Assignment: From the first line to the last, restate the data word for word.

*** Excerpted records Section Begins ***

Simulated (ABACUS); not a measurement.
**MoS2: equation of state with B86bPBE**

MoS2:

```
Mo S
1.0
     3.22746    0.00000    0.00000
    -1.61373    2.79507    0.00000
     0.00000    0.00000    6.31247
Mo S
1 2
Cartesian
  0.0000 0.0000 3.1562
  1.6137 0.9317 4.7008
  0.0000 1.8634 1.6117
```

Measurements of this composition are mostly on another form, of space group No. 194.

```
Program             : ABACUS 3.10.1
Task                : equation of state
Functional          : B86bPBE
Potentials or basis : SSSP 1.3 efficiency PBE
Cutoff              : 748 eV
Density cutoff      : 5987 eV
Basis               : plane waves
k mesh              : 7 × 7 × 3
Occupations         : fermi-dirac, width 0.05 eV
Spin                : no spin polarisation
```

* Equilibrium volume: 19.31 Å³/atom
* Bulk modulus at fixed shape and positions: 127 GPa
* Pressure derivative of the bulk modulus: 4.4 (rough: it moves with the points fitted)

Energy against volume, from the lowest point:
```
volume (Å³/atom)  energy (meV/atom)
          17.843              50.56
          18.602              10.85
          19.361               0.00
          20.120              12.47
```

*** Excerpted records Section Ends ***

Exercise result:
Simulated (ABACUS); not a measurement.
**MoS2: equation of state with B86bPBE**

MoS2:

```
Mo S
1.0
     3.22746    0.00000    0.00000
    -1.61373    2.79507    0.00000
     0.00000    0.00000    6.31247
Mo S
1 2
Cartesian
  0.0000 0.0000 3.1562
  1.6137 0.9317 4.7008
  0.0000 1.8634 1.6117
```

Measurements of this composition are mostly on another form, of space group No. 194.

```
Program             : ABACUS 3.10.1
Task                : equation of state
Functional          : B86bPBE
Potentials or basis : SSSP 1.3 efficiency PBE
Cutoff              : 748 eV
Density cutoff      : 5987 eV
Basis               : plane waves
k mesh              : 7 × 7 × 3
Occupations         : fermi-dirac, width 0.05 eV
Spin                : no spin polarisation
```

* Equilibrium volume: 19.31 Å³/atom
* Bulk modulus at fixed shape and positions: 127 GPa
* Pressure derivative of the bulk modulus: 4.4 (rough: it moves with the points fitted)

Energy against volume, from the lowest point:
```
volume (Å³/atom)  energy (meV/atom)
          17.843              50.56
          18.602              10.85
          19.361               0.00
          20.120              12.47
```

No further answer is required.